------ STUDY MATERIAL

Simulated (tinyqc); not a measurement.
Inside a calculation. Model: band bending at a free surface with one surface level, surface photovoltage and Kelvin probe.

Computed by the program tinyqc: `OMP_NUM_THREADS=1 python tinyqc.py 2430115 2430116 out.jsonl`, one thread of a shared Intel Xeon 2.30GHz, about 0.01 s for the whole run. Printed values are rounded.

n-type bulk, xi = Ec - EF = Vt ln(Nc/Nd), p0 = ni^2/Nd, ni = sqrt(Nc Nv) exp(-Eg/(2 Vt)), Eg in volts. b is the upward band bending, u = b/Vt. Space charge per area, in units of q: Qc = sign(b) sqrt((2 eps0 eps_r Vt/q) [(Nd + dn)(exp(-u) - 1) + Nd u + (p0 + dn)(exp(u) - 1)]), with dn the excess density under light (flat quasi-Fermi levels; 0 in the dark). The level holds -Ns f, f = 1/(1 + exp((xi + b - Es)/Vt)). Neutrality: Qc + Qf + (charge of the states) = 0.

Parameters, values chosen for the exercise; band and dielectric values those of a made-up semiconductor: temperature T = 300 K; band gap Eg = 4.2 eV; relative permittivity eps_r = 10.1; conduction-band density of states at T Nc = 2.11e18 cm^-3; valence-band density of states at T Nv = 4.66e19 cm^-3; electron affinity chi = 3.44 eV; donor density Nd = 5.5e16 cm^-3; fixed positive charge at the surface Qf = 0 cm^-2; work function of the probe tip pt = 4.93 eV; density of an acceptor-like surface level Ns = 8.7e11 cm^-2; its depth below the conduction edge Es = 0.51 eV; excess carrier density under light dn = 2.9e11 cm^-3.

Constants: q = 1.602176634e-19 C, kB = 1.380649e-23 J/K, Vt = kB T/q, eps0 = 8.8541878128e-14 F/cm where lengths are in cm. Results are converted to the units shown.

------------

ASSIGNMENT =>
Each line from the top of the material above, through the one that contains "n-type bulk, xi", should be restated word for word.

EXERCISE RESPONSE =>
Simulated (tinyqc); not a measurement.
Inside a calculation. Model: band bending at a free surface with one surface level, surface photovoltage and Kelvin probe.

Computed by the program tinyqc: `OMP_NUM_THREADS=1 python tinyqc.py 2430115 2430116 out.jsonl`, one thread of a shared Intel Xeon 2.30GHz, about 0.01 s for the whole run. Printed values are rounded.

n-type bulk, xi = Ec - EF = Vt ln(Nc/Nd), p0 = ni^2/Nd, ni = sqrt(Nc Nv) exp(-Eg/(2 Vt)), Eg in volts. b is the upward band bending, u = b/Vt. Space charge per area, in units of q: Qc = sign(b) sqrt((2 eps0 eps_r Vt/q) [(Nd + dn)(exp(-u) - 1) + Nd u + (p0 + dn)(exp(u) - 1)]), with dn the excess density under light (flat quasi-Fermi levels; 0 in the dark). The level holds -Ns f, f = 1/(1 + exp((xi + b - Es)/Vt)). Neutrality: Qc + Qf + (charge of the states) = 0.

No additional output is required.